- **Given entries**:
▽
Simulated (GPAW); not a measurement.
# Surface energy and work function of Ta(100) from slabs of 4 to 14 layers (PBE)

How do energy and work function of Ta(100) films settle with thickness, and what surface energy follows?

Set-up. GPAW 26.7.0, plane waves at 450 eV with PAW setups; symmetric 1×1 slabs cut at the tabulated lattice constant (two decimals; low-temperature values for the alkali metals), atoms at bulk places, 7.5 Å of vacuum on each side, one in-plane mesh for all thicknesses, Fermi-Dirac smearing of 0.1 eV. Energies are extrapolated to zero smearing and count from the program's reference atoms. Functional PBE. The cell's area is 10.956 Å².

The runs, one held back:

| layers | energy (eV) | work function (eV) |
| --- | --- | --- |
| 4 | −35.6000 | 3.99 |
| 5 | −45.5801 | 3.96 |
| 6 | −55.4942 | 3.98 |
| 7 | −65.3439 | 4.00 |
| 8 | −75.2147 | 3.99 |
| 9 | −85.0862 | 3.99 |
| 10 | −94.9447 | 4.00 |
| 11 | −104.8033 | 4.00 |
△

- **Work request**:
Transcribe the whole listing with every word preserved.

- **Task solution**:
Simulated (GPAW); not a measurement.
# Surface energy and work function of Ta(100) from slabs of 4 to 14 layers (PBE)

How do energy and work function of Ta(100) films settle with thickness, and what surface energy follows?

Set-up. GPAW 26.7.0, plane waves at 450 eV with PAW setups; symmetric 1×1 slabs cut at the tabulated lattice constant (two decimals; low-temperature values for the alkali metals), atoms at bulk places, 7.5 Å of vacuum on each side, one in-plane mesh for all thicknesses, Fermi-Dirac smearing of 0.1 eV. Energies are extrapolated to zero smearing and count from the program's reference atoms. Functional PBE. The cell's area is 10.956 Å².

The runs, one held back:

| layers | energy (eV) | work function (eV) |
| --- | --- | --- |
| 4 | −35.6000 | 3.99 |
| 5 | −45.5801 | 3.96 |
| 6 | −55.4942 | 3.98 |
| 7 | −65.3439 | 4.00 |
| 8 | −75.2147 | 3.99 |
| 9 | −85.0862 | 3.99 |
| 10 | −94.9447 | 4.00 |
| 11 | −104.8033 | 4.00 |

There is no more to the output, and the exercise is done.